____ DATA FOR REVIEW
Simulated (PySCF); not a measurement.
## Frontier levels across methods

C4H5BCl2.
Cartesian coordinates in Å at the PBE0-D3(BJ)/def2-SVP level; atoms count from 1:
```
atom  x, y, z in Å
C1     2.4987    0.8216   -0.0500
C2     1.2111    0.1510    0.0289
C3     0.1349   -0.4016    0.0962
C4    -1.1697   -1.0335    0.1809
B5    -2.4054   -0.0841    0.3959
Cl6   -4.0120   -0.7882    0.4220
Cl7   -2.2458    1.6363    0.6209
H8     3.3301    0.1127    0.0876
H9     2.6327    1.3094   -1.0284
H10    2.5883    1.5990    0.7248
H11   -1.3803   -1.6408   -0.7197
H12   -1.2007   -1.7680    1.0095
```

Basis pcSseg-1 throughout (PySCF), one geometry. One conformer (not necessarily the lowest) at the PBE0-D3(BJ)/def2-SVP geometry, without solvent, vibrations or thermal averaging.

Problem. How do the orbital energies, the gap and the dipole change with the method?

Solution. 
________

Would you mind copying all of the records exactly?

Simulated (PySCF); not a measurement.
## Frontier levels across methods

C4H5BCl2.
Cartesian coordinates in Å at the PBE0-D3(BJ)/def2-SVP level; atoms count from 1:
```
atom  x, y, z in Å
C1     2.4987    0.8216   -0.0500
C2     1.2111    0.1510    0.0289
C3     0.1349   -0.4016    0.0962
C4    -1.1697   -1.0335    0.1809
B5    -2.4054   -0.0841    0.3959
Cl6   -4.0120   -0.7882    0.4220
Cl7   -2.2458    1.6363    0.6209
H8     3.3301    0.1127    0.0876
H9     2.6327    1.3094   -1.0284
H10    2.5883    1.5990    0.7248
H11   -1.3803   -1.6408   -0.7197
H12   -1.2007   -1.7680    1.0095
```

Basis pcSseg-1 throughout (PySCF), one geometry. One conformer (not necessarily the lowest) at the PBE0-D3(BJ)/def2-SVP geometry, without solvent, vibrations or thermal averaging.

Problem. How do the orbital energies, the gap and the dipole change with the method?

Solution. 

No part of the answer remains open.